* * * * * * * * *

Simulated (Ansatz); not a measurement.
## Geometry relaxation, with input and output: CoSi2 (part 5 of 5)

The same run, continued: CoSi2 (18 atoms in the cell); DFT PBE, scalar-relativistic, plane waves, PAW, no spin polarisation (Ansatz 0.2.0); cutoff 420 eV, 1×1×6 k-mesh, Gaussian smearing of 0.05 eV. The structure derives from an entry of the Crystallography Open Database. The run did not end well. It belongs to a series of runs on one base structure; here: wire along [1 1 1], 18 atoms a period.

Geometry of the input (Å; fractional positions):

* * * * * * * * *

REQUIREMENT>
Output all of the records above exactly as they appear.

ANSWER SECTION>
Simulated (Ansatz); not a measurement.
## Geometry relaxation, with input and output: CoSi2 (part 5 of 5)

The same run, continued: CoSi2 (18 atoms in the cell); DFT PBE, scalar-relativistic, plane waves, PAW, no spin polarisation (Ansatz 0.2.0); cutoff 420 eV, 1×1×6 k-mesh, Gaussian smearing of 0.05 eV. The structure derives from an entry of the Crystallography Open Database. The run did not end well. It belongs to a series of runs on one base structure; here: wire along [1 1 1], 18 atoms a period.

Geometry of the input (Å; fractional positions):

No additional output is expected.